● Activity
Your answer should be the full set of records, printed exactly as they stand.

● Extracted information
BEGIN
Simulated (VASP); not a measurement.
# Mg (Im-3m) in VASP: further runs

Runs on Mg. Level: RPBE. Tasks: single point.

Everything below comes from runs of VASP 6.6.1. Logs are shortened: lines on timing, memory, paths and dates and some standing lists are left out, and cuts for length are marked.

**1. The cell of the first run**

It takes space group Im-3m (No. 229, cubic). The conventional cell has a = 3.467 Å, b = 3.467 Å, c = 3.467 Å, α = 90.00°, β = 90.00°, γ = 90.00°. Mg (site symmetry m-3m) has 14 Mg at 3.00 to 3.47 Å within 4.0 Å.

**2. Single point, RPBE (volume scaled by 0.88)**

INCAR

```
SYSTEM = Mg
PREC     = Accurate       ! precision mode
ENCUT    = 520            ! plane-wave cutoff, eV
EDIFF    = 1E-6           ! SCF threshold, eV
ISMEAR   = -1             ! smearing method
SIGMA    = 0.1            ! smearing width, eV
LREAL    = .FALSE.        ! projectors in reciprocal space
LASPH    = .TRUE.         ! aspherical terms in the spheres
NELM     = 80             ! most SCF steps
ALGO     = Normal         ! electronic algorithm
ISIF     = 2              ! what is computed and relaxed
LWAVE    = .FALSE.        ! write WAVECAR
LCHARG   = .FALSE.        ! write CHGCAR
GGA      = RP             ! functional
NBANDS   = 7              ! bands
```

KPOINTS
END

● Response box
Simulated (VASP); not a measurement.
# Mg (Im-3m) in VASP: further runs

Runs on Mg. Level: RPBE. Tasks: single point.

Everything below comes from runs of VASP 6.6.1. Logs are shortened: lines on timing, memory, paths and dates and some standing lists are left out, and cuts for length are marked.

**1. The cell of the first run**

It takes space group Im-3m (No. 229, cubic). The conventional cell has a = 3.467 Å, b = 3.467 Å, c = 3.467 Å, α = 90.00°, β = 90.00°, γ = 90.00°. Mg (site symmetry m-3m) has 14 Mg at 3.00 to 3.47 Å within 4.0 Å.

**2. Single point, RPBE (volume scaled by 0.88)**

INCAR

```
SYSTEM = Mg
PREC     = Accurate       ! precision mode
ENCUT    = 520            ! plane-wave cutoff, eV
EDIFF    = 1E-6           ! SCF threshold, eV
ISMEAR   = -1             ! smearing method
SIGMA    = 0.1            ! smearing width, eV
LREAL    = .FALSE.        ! projectors in reciprocal space
LASPH    = .TRUE.         ! aspherical terms in the spheres
NELM     = 80             ! most SCF steps
ALGO     = Normal         ! electronic algorithm
ISIF     = 2              ! what is computed and relaxed
LWAVE    = .FALSE.        ! write WAVECAR
LCHARG   = .FALSE.        ! write CHGCAR
GGA      = RP             ! functional
NBANDS   = 7              ! bands
```

KPOINTS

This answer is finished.